- - - - -

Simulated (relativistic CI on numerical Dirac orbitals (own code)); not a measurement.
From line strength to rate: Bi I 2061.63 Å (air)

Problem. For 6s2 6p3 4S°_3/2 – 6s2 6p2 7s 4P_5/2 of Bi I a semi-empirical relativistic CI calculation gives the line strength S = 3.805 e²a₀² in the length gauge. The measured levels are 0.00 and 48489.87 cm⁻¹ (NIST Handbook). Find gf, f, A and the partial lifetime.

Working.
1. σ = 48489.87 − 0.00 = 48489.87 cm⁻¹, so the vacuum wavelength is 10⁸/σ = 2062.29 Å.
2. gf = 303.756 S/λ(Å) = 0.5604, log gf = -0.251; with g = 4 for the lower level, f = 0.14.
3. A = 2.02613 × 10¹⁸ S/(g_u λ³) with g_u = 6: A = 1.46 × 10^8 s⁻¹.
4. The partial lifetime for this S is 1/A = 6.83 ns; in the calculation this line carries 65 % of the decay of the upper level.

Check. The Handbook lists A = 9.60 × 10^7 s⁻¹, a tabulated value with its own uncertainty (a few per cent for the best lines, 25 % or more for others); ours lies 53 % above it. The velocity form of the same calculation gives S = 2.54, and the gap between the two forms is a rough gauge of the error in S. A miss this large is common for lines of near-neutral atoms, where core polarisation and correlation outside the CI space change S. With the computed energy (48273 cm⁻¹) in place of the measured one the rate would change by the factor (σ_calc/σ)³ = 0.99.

- - - - -

- _Work instruction_
Starting at the first line of the data above, please restate word for word every line up to and including the one that holds "From line strength", and add nothing else.

- _Written answer_
Simulated (relativistic CI on numerical Dirac orbitals (own code)); not a measurement.
From line strength to rate: Bi I 2061.63 Å (air)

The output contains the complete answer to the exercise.